--- Recorded information Enclosed Below ---

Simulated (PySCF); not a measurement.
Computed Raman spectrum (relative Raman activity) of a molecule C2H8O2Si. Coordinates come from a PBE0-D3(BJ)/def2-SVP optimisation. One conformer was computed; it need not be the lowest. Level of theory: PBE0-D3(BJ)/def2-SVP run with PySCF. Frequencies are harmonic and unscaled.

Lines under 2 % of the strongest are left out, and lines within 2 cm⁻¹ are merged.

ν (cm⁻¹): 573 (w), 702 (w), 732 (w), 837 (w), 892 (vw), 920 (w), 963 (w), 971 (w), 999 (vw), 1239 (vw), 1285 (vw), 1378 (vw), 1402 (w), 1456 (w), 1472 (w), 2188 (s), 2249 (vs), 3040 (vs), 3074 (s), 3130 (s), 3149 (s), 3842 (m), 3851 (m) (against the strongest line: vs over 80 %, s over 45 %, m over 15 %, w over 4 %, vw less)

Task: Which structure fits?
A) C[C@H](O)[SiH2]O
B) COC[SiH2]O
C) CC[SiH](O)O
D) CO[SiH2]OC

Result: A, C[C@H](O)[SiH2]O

--- End of Enclosed Recorded information ---

## Assignment
Could you restate word for word the lines above, from the one that contains "C) CC[SiH](O)O" through the one that contains "D) CO[SiH2]OC", and no others?

## Response box
C) CC[SiH](O)O
D) CO[SiH2]OC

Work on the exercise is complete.